(Data to examine begins)
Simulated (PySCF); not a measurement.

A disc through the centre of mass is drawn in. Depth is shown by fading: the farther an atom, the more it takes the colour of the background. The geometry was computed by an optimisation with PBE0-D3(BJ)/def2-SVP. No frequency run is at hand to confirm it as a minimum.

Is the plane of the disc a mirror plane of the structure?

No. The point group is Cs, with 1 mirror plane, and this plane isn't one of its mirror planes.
(Data to examine ends)

> _Requirement_:
I'd like an exact copy of the lines above, from the very first one through the line that contains "Is the plane", with nothing else added.

> _Your solution_:
Simulated (PySCF); not a measurement.

A disc through the centre of mass is drawn in. Depth is shown by fading: the farther an atom, the more it takes the colour of the background. The geometry was computed by an optimisation with PBE0-D3(BJ)/def2-SVP. No frequency run is at hand to confirm it as a minimum.

Is the plane of the disc a mirror plane of the structure?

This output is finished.